From the first line through the line containing "5.34 | 6.79 |", transcribe the records exactly and include no other lines.

[[ Data open ]]

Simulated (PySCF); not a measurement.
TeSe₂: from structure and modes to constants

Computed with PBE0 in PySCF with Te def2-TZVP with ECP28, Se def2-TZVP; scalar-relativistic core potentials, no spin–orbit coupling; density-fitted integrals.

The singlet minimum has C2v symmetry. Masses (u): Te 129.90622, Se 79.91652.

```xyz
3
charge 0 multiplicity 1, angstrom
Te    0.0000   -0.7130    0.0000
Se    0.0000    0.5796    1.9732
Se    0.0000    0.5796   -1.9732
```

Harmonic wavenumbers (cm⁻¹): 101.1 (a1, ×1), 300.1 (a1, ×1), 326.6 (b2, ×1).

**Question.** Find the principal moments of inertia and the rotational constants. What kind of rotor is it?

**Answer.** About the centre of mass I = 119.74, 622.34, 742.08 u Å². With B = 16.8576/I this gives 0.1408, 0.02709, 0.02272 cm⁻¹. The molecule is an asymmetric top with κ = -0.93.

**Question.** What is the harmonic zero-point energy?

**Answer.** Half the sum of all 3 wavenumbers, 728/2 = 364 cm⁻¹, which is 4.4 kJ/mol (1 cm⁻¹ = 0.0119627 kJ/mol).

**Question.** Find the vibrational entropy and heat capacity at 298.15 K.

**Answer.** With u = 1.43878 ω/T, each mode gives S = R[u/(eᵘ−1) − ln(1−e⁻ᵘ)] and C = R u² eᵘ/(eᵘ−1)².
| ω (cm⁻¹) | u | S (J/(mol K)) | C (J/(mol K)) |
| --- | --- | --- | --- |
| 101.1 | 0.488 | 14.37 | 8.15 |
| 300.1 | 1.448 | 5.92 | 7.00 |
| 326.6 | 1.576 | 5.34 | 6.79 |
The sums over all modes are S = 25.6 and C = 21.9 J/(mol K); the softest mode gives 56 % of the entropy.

[[ Data closed ]]

_Answer space_
Simulated (PySCF); not a measurement.
TeSe₂: from structure and modes to constants

Computed with PBE0 in PySCF with Te def2-TZVP with ECP28, Se def2-TZVP; scalar-relativistic core potentials, no spin–orbit coupling; density-fitted integrals.

The singlet minimum has C2v symmetry. Masses (u): Te 129.90622, Se 79.91652.

```xyz
3
charge 0 multiplicity 1, angstrom
Te    0.0000   -0.7130    0.0000
Se    0.0000    0.5796    1.9732
Se    0.0000    0.5796   -1.9732
```

Harmonic wavenumbers (cm⁻¹): 101.1 (a1, ×1), 300.1 (a1, ×1), 326.6 (b2, ×1).

**Question.** Find the principal moments of inertia and the rotational constants. What kind of rotor is it?

**Answer.** About the centre of mass I = 119.74, 622.34, 742.08 u Å². With B = 16.8576/I this gives 0.1408, 0.02709, 0.02272 cm⁻¹. The molecule is an asymmetric top with κ = -0.93.

**Question.** What is the harmonic zero-point energy?

**Answer.** Half the sum of all 3 wavenumbers, 728/2 = 364 cm⁻¹, which is 4.4 kJ/mol (1 cm⁻¹ = 0.0119627 kJ/mol).

**Question.** Find the vibrational entropy and heat capacity at 298.15 K.

**Answer.** With u = 1.43878 ω/T, each mode gives S = R[u/(eᵘ−1) − ln(1−e⁻ᵘ)] and C = R u² eᵘ/(eᵘ−1)².
| ω (cm⁻¹) | u | S (J/(mol K)) | C (J/(mol K)) |
| --- | --- | --- | --- |
| 101.1 | 0.488 | 14.37 | 8.15 |
| 300.1 | 1.448 | 5.92 | 7.00 |
| 326.6 | 1.576 | 5.34 | 6.79 |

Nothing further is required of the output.